• **Exercise**: Could you return all of the records exactly as they stand?

** Data extract follows **

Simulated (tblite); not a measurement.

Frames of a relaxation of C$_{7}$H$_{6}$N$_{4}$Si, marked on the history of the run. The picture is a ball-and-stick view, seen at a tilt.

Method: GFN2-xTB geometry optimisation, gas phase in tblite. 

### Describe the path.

** End of Data extract **

• **Expected answer**:
Simulated (tblite); not a measurement.

Frames of a relaxation of C$_{7}$H$_{6}$N$_{4}$Si, marked on the history of the run. The picture is a ball-and-stick view, seen at a tilt.

Method: GFN2-xTB geometry optimisation, gas phase in tblite. 

### Describe the path.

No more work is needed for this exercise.